◆ **Recorded data**:
--------

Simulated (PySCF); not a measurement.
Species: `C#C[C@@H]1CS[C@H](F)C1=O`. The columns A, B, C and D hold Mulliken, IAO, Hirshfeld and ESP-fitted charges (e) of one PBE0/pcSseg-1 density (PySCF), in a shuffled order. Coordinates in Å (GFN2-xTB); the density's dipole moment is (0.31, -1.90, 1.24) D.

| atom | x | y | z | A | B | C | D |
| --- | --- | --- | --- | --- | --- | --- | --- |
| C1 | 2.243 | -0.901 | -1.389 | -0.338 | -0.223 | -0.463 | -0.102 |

--------

◆ **Task item**:
Print every record above once more, exactly as written.

◆ **Answer section**:
Simulated (PySCF); not a measurement.
Species: `C#C[C@@H]1CS[C@H](F)C1=O`. The columns A, B, C and D hold Mulliken, IAO, Hirshfeld and ESP-fitted charges (e) of one PBE0/pcSseg-1 density (PySCF), in a shuffled order. Coordinates in Å (GFN2-xTB); the density's dipole moment is (0.31, -1.90, 1.24) D.

| atom | x | y | z | A | B | C | D |
| --- | --- | --- | --- | --- | --- | --- | --- |
| C1 | 2.243 | -0.901 | -1.389 | -0.338 | -0.223 | -0.463 | -0.102 |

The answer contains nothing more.